[REQUIREMENT] The data below should be repeated exactly and in full.

Start of Block
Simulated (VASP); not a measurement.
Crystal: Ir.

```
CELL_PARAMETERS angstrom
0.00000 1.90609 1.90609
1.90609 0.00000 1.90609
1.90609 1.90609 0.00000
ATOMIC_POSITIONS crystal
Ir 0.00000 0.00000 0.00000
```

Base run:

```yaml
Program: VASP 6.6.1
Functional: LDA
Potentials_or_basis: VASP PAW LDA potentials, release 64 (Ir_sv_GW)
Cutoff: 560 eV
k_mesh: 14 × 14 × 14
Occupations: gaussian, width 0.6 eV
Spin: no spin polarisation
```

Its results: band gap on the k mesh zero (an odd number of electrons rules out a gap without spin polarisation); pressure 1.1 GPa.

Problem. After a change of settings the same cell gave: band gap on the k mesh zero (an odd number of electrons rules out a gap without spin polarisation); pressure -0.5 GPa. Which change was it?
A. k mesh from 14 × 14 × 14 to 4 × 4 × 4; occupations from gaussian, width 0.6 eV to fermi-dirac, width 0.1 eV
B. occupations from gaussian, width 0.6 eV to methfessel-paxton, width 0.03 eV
End of Block

[EXERCISE OUTPUT]
Simulated (VASP); not a measurement.
Crystal: Ir.

```
CELL_PARAMETERS angstrom
0.00000 1.90609 1.90609
1.90609 0.00000 1.90609
1.90609 1.90609 0.00000
ATOMIC_POSITIONS crystal
Ir 0.00000 0.00000 0.00000
```

Base run:

```yaml
Program: VASP 6.6.1
Functional: LDA
Potentials_or_basis: VASP PAW LDA potentials, release 64 (Ir_sv_GW)
Cutoff: 560 eV
k_mesh: 14 × 14 × 14
Occupations: gaussian, width 0.6 eV
Spin: no spin polarisation
```

Its results: band gap on the k mesh zero (an odd number of electrons rules out a gap without spin polarisation); pressure 1.1 GPa.

Problem. After a change of settings the same cell gave: band gap on the k mesh zero (an odd number of electrons rules out a gap without spin polarisation); pressure -0.5 GPa. Which change was it?
A. k mesh from 14 × 14 × 14 to 4 × 4 × 4; occupations from gaussian, width 0.6 eV to fermi-dirac, width 0.1 eV
B. occupations from gaussian, width 0.6 eV to methfessel-paxton, width 0.03 eV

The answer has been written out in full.